→ **Activity**:
Up to and including the line with "Space group Pm-3m;", please reproduce the lines below exactly, beginning with the first.

Start of Block

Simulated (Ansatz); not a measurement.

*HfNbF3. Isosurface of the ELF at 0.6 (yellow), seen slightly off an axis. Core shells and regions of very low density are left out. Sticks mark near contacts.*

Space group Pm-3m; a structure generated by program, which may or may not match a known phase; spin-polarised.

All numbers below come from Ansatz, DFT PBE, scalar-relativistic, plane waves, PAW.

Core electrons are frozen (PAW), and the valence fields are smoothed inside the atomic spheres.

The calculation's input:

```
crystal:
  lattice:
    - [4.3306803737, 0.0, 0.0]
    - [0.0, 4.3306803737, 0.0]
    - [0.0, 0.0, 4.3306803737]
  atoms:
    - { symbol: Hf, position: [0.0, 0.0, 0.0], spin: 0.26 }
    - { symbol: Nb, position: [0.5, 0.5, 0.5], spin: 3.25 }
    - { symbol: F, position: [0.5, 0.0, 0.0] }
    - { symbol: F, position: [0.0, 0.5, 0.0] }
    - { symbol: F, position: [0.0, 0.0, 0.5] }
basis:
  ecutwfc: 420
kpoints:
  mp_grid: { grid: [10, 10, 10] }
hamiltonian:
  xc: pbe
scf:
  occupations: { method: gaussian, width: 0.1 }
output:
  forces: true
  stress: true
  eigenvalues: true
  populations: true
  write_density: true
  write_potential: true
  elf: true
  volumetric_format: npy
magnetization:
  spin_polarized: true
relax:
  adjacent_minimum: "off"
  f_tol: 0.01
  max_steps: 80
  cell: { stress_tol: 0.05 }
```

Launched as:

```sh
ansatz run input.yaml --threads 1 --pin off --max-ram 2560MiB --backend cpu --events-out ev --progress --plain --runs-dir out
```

End of Block

→ **Written response**:
Simulated (Ansatz); not a measurement.

*HfNbF3. Isosurface of the ELF at 0.6 (yellow), seen slightly off an axis. Core shells and regions of very low density are left out. Sticks mark near contacts.*

Space group Pm-3m; a structure generated by program, which may or may not match a known phase; spin-polarised.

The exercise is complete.